— Assignment —
Set down word for word the lines that begin the entries and run through the line containing "A: state 7, 7.86". Give nothing further.

— Extracted data —
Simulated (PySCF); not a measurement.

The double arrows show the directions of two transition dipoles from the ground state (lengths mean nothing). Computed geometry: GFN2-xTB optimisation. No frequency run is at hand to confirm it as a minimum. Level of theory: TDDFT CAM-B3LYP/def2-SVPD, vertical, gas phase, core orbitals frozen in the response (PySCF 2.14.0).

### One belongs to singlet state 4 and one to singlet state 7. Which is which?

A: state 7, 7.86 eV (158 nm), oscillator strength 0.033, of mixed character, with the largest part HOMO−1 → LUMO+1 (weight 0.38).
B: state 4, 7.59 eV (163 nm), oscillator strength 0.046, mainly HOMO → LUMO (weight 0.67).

— Written reply —
Simulated (PySCF); not a measurement.

The double arrows show the directions of two transition dipoles from the ground state (lengths mean nothing). Computed geometry: GFN2-xTB optimisation. No frequency run is at hand to confirm it as a minimum. Level of theory: TDDFT CAM-B3LYP/def2-SVPD, vertical, gas phase, core orbitals frozen in the response (PySCF 2.14.0).

### One belongs to singlet state 4 and one to singlet state 7. Which is which?

A: state 7, 7.86 eV (158 nm), oscillator strength 0.033, of mixed character, with the largest part HOMO−1 → LUMO+1 (weight 0.38).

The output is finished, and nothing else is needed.